Dataset excerpts:
========

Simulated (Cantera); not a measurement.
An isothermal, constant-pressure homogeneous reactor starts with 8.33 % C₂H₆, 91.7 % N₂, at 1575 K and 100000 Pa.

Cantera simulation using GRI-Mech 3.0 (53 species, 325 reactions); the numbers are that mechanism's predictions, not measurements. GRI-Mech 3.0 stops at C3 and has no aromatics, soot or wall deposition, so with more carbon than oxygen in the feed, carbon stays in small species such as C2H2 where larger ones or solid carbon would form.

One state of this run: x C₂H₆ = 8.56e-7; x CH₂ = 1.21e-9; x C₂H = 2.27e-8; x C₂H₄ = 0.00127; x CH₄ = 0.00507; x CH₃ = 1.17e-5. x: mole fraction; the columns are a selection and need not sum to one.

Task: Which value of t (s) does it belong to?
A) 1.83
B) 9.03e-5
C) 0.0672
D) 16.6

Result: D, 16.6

========

Exercise: Retype every entry word for word.

Response:
Simulated (Cantera); not a measurement.
An isothermal, constant-pressure homogeneous reactor starts with 8.33 % C₂H₆, 91.7 % N₂, at 1575 K and 100000 Pa.

Cantera simulation using GRI-Mech 3.0 (53 species, 325 reactions); the numbers are that mechanism's predictions, not measurements. GRI-Mech 3.0 stops at C3 and has no aromatics, soot or wall deposition, so with more carbon than oxygen in the feed, carbon stays in small species such as C2H2 where larger ones or solid carbon would form.

One state of this run: x C₂H₆ = 8.56e-7; x CH₂ = 1.21e-9; x C₂H = 2.27e-8; x C₂H₄ = 0.00127; x CH₄ = 0.00507; x CH₃ = 1.17e-5. x: mole fraction; the columns are a selection and need not sum to one.

Task: Which value of t (s) does it belong to?
A) 1.83
B) 9.03e-5
C) 0.0672
D) 16.6

Result: D, 16.6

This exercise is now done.